**EXERCISE:** Restate the listing exactly.

**RAW DATA:**
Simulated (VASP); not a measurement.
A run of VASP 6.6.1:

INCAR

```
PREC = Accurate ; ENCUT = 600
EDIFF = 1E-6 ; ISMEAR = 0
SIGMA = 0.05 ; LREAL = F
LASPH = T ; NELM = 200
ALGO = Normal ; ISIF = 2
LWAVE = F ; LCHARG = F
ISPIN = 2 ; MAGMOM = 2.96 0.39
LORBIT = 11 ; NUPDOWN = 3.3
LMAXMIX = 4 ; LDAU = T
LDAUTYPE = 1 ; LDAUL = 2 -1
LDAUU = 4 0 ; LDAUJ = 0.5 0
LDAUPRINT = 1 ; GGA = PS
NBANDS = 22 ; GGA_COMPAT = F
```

**WRITTEN REPLY:**
Simulated (VASP); not a measurement.
A run of VASP 6.6.1:

INCAR

```
PREC = Accurate ; ENCUT = 600
EDIFF = 1E-6 ; ISMEAR = 0
SIGMA = 0.05 ; LREAL = F
LASPH = T ; NELM = 200
ALGO = Normal ; ISIF = 2
LWAVE = F ; LCHARG = F
ISPIN = 2 ; MAGMOM = 2.96 0.39
LORBIT = 11 ; NUPDOWN = 3.3
LMAXMIX = 4 ; LDAU = T
LDAUTYPE = 1 ; LDAUL = 2 -1
LDAUU = 4 0 ; LDAUJ = 0.5 0
LDAUPRINT = 1 ; GGA = PS
NBANDS = 22 ; GGA_COMPAT = F
```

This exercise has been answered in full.